(Assigned task): Lines from the beginning of the data below through the one containing "3.91e-12 | <1e-12 | 1.000 | 0 |" are to be printed exactly as they appear.

(Recorded information):
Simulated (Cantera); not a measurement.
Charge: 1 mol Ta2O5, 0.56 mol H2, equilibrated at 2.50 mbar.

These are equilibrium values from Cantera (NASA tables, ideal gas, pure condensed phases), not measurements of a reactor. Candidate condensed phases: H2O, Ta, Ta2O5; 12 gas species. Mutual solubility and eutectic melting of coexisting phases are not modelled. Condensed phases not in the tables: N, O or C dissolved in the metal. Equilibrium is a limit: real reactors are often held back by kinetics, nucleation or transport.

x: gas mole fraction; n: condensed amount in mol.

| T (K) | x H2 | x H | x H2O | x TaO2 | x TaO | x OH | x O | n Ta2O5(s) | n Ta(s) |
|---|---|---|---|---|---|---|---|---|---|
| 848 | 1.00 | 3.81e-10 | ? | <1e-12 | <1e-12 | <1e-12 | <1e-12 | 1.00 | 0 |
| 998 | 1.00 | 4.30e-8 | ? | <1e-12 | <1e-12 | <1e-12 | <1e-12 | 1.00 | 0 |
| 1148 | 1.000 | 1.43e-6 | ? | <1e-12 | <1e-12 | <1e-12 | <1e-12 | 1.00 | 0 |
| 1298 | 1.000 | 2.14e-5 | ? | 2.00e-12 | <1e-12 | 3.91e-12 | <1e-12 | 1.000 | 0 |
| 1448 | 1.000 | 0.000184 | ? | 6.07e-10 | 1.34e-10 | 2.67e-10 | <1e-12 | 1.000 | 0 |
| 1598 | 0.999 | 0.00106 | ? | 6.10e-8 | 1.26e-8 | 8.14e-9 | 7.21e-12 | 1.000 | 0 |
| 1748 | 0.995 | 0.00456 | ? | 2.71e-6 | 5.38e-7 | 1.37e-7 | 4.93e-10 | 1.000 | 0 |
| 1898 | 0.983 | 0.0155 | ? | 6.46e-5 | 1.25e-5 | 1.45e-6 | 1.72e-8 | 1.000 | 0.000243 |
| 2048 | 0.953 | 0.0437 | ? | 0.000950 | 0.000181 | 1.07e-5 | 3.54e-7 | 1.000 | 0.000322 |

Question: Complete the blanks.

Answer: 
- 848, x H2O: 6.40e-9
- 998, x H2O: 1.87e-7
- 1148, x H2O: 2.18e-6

(Task response):
Simulated (Cantera); not a measurement.
Charge: 1 mol Ta2O5, 0.56 mol H2, equilibrated at 2.50 mbar.

These are equilibrium values from Cantera (NASA tables, ideal gas, pure condensed phases), not measurements of a reactor. Candidate condensed phases: H2O, Ta, Ta2O5; 12 gas species. Mutual solubility and eutectic melting of coexisting phases are not modelled. Condensed phases not in the tables: N, O or C dissolved in the metal. Equilibrium is a limit: real reactors are often held back by kinetics, nucleation or transport.

x: gas mole fraction; n: condensed amount in mol.

| T (K) | x H2 | x H | x H2O | x TaO2 | x TaO | x OH | x O | n Ta2O5(s) | n Ta(s) |
|---|---|---|---|---|---|---|---|---|---|
| 848 | 1.00 | 3.81e-10 | ? | <1e-12 | <1e-12 | <1e-12 | <1e-12 | 1.00 | 0 |
| 998 | 1.00 | 4.30e-8 | ? | <1e-12 | <1e-12 | <1e-12 | <1e-12 | 1.00 | 0 |
| 1148 | 1.000 | 1.43e-6 | ? | <1e-12 | <1e-12 | <1e-12 | <1e-12 | 1.00 | 0 |
| 1298 | 1.000 | 2.14e-5 | ? | 2.00e-12 | <1e-12 | 3.91e-12 | <1e-12 | 1.000 | 0 |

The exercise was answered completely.